Can the data below be echoed back word for word?

» Data extracts
+ + + + + + +
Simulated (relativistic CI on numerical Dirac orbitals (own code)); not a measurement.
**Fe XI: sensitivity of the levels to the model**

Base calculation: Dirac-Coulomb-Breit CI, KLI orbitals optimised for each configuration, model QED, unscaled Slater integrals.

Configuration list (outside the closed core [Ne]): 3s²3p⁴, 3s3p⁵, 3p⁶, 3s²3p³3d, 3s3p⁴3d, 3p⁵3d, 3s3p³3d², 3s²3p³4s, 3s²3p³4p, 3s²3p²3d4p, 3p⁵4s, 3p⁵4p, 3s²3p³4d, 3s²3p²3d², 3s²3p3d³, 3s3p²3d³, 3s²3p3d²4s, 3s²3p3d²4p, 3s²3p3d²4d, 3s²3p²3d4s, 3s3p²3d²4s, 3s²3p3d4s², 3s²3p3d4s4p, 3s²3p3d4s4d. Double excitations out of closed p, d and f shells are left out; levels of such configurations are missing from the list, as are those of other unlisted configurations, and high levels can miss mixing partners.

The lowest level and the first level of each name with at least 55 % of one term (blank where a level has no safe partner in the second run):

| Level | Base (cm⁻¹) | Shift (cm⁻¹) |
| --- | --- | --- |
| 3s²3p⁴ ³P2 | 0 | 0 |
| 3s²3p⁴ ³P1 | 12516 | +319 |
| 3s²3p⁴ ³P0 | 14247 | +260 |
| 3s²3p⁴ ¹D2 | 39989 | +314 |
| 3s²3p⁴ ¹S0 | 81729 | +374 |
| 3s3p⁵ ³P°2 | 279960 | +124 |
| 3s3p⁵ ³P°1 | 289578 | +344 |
+ + + + + + +

» Written solution
Simulated (relativistic CI on numerical Dirac orbitals (own code)); not a measurement.
**Fe XI: sensitivity of the levels to the model**

Base calculation: Dirac-Coulomb-Breit CI, KLI orbitals optimised for each configuration, model QED, unscaled Slater integrals.

Configuration list (outside the closed core [Ne]): 3s²3p⁴, 3s3p⁵, 3p⁶, 3s²3p³3d, 3s3p⁴3d, 3p⁵3d, 3s3p³3d², 3s²3p³4s, 3s²3p³4p, 3s²3p²3d4p, 3p⁵4s, 3p⁵4p, 3s²3p³4d, 3s²3p²3d², 3s²3p3d³, 3s3p²3d³, 3s²3p3d²4s, 3s²3p3d²4p, 3s²3p3d²4d, 3s²3p²3d4s, 3s3p²3d²4s, 3s²3p3d4s², 3s²3p3d4s4p, 3s²3p3d4s4d. Double excitations out of closed p, d and f shells are left out; levels of such configurations are missing from the list, as are those of other unlisted configurations, and high levels can miss mixing partners.

The lowest level and the first level of each name with at least 55 % of one term (blank where a level has no safe partner in the second run):

| Level | Base (cm⁻¹) | Shift (cm⁻¹) |
| --- | --- | --- |
| 3s²3p⁴ ³P2 | 0 | 0 |
| 3s²3p⁴ ³P1 | 12516 | +319 |
| 3s²3p⁴ ³P0 | 14247 | +260 |
| 3s²3p⁴ ¹D2 | 39989 | +314 |
| 3s²3p⁴ ¹S0 | 81729 | +374 |
| 3s3p⁵ ³P°2 | 279960 | +124 |
| 3s3p⁵ ³P°1 | 289578 | +344 |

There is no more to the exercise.